▸ WORK REQUEST
Write out the data again in full, keeping every character the same.

◇ ◇ ◇ ◇ ◇ ◇ ◇
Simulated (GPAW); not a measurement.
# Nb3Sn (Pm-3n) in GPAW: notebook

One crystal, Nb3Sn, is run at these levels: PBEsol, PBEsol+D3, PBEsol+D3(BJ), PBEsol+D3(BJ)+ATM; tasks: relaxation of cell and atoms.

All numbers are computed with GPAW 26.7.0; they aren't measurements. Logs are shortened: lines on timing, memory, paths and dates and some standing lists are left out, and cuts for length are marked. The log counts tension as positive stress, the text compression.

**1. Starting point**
◇ ◇ ◇ ◇ ◇ ◇ ◇

▸ ANSWER SPACE
Simulated (GPAW); not a measurement.
# Nb3Sn (Pm-3n) in GPAW: notebook

One crystal, Nb3Sn, is run at these levels: PBEsol, PBEsol+D3, PBEsol+D3(BJ), PBEsol+D3(BJ)+ATM; tasks: relaxation of cell and atoms.

All numbers are computed with GPAW 26.7.0; they aren't measurements. Logs are shortened: lines on timing, memory, paths and dates and some standing lists are left out, and cuts for length are marked. The log counts tension as positive stress, the text compression.

**1. Starting point**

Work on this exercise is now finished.